Work instruction: Word for word, transcribe all of the records.

Supplied data:
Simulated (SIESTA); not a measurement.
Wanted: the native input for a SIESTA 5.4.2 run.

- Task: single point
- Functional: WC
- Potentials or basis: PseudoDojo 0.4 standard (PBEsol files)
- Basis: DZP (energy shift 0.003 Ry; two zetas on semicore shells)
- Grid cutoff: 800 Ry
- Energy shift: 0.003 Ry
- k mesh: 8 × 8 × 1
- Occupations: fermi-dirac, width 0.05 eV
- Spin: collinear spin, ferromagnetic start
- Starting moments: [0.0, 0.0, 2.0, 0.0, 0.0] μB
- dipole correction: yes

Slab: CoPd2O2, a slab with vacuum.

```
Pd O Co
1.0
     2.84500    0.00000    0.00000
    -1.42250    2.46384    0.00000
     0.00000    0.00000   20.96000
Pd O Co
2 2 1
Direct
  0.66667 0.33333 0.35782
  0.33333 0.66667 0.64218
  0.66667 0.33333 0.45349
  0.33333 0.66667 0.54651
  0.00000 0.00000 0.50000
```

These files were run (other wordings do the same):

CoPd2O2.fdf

Reply:
Simulated (SIESTA); not a measurement.
Wanted: the native input for a SIESTA 5.4.2 run.

- Task: single point
- Functional: WC
- Potentials or basis: PseudoDojo 0.4 standard (PBEsol files)
- Basis: DZP (energy shift 0.003 Ry; two zetas on semicore shells)
- Grid cutoff: 800 Ry
- Energy shift: 0.003 Ry
- k mesh: 8 × 8 × 1
- Occupations: fermi-dirac, width 0.05 eV
- Spin: collinear spin, ferromagnetic start
- Starting moments: [0.0, 0.0, 2.0, 0.0, 0.0] μB
- dipole correction: yes

Slab: CoPd2O2, a slab with vacuum.

```
Pd O Co
1.0
     2.84500    0.00000    0.00000
    -1.42250    2.46384    0.00000
     0.00000    0.00000   20.96000
Pd O Co
2 2 1
Direct
  0.66667 0.33333 0.35782
  0.33333 0.66667 0.64218
  0.66667 0.33333 0.45349
  0.33333 0.66667 0.54651
  0.00000 0.00000 0.50000
```

These files were run (other wordings do the same):

CoPd2O2.fdf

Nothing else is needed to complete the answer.